Task item
All of the entries are to be restated word for word.

Listed records
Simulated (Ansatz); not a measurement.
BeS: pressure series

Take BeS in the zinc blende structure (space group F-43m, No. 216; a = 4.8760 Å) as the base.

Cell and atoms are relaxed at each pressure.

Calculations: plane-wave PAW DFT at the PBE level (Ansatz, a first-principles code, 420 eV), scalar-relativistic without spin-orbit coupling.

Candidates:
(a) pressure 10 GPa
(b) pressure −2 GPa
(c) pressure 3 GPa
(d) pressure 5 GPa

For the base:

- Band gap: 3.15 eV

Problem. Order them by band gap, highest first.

Expected answer
Simulated (Ansatz); not a measurement.
BeS: pressure series

Take BeS in the zinc blende structure (space group F-43m, No. 216; a = 4.8760 Å) as the base.

Cell and atoms are relaxed at each pressure.

Calculations: plane-wave PAW DFT at the PBE level (Ansatz, a first-principles code, 420 eV), scalar-relativistic without spin-orbit coupling.

Candidates:
(a) pressure 10 GPa
(b) pressure −2 GPa
(c) pressure 3 GPa
(d) pressure 5 GPa

For the base:

- Band gap: 3.15 eV

Problem. Order them by band gap, highest first.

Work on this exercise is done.